REQUIREMENT: Exactly the lines from the beginning of the material to the line with "Atom numbers follow the list: B1, P2." are to be repeated, both ends included.

PROVIDED RECORDS:
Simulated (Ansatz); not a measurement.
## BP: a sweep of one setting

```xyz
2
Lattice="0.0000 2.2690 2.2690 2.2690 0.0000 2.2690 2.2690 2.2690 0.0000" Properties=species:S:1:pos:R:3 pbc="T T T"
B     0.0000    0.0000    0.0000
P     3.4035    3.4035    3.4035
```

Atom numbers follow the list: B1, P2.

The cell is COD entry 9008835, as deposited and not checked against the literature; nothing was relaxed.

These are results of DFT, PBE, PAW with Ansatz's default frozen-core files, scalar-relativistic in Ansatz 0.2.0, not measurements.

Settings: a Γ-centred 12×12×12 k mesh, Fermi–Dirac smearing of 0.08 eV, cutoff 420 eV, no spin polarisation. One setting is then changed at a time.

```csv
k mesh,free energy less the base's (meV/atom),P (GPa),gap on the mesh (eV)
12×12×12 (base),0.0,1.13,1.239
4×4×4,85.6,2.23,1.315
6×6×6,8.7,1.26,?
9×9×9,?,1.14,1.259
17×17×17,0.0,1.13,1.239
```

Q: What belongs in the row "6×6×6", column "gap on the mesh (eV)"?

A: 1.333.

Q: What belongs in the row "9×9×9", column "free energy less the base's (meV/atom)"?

EXERCISE RESULT:
Simulated (Ansatz); not a measurement.
## BP: a sweep of one setting

```xyz
2
Lattice="0.0000 2.2690 2.2690 2.2690 0.0000 2.2690 2.2690 2.2690 0.0000" Properties=species:S:1:pos:R:3 pbc="T T T"
B     0.0000    0.0000    0.0000
P     3.4035    3.4035    3.4035
```

Atom numbers follow the list: B1, P2.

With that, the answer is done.